Line by line, copy the listing below exactly.

DATASET EXTRACT START

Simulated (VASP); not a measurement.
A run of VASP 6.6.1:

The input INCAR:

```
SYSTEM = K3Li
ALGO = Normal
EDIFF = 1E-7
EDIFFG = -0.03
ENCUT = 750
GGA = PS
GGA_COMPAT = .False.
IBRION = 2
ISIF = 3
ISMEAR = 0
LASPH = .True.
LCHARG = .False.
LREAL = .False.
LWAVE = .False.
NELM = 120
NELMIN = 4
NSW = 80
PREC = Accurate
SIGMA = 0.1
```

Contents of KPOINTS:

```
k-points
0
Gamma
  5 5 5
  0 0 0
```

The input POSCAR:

DATASET EXTRACT END

_WRITTEN SOLUTION:_
Simulated (VASP); not a measurement.
A run of VASP 6.6.1:

The input INCAR:

```
SYSTEM = K3Li
ALGO = Normal
EDIFF = 1E-7
EDIFFG = -0.03
ENCUT = 750
GGA = PS
GGA_COMPAT = .False.
IBRION = 2
ISIF = 3
ISMEAR = 0
LASPH = .True.
LCHARG = .False.
LREAL = .False.
LWAVE = .False.
NELM = 120
NELMIN = 4
NSW = 80
PREC = Accurate
SIGMA = 0.1
```

Contents of KPOINTS:

```
k-points
0
Gamma
  5 5 5
  0 0 0
```

The input POSCAR:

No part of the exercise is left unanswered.